[Activity] Your task is to copy the stretch of lines in the records below that begins with the line containing "busy server core?" and ends with the line containing "Solution. About 10", exactly as written, with nothing added.

[Provided material]
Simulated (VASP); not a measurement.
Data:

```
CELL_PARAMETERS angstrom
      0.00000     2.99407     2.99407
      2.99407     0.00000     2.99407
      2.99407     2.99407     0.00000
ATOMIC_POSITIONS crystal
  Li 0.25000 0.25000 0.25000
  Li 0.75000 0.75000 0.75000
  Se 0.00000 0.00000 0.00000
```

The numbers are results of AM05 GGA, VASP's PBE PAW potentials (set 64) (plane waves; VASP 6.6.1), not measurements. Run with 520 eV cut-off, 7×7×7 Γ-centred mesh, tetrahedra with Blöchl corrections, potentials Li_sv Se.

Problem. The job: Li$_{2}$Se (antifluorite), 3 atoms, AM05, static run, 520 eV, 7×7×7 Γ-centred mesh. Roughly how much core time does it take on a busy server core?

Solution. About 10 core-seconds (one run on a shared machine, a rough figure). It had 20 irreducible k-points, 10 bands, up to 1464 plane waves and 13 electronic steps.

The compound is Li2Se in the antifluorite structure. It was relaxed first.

[Task output]
Problem. The job: Li$_{2}$Se (antifluorite), 3 atoms, AM05, static run, 520 eV, 7×7×7 Γ-centred mesh. Roughly how much core time does it take on a busy server core?

Solution. About 10 core-seconds (one run on a shared machine, a rough figure). It had 20 irreducible k-points, 10 bands, up to 1464 plane waves and 13 electronic steps.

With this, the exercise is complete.